Work instruction: Can you transcribe every record below exactly as it appears?

Excerpted records:
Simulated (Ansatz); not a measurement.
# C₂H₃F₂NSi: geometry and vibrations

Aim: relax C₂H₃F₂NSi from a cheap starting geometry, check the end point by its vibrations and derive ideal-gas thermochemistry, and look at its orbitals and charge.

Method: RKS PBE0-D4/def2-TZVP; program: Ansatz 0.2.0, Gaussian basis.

Your response:
Simulated (Ansatz); not a measurement.
# C₂H₃F₂NSi: geometry and vibrations

Aim: relax C₂H₃F₂NSi from a cheap starting geometry, check the end point by its vibrations and derive ideal-gas thermochemistry, and look at its orbitals and charge.

Method: RKS PBE0-D4/def2-TZVP; program: Ansatz 0.2.0, Gaussian basis.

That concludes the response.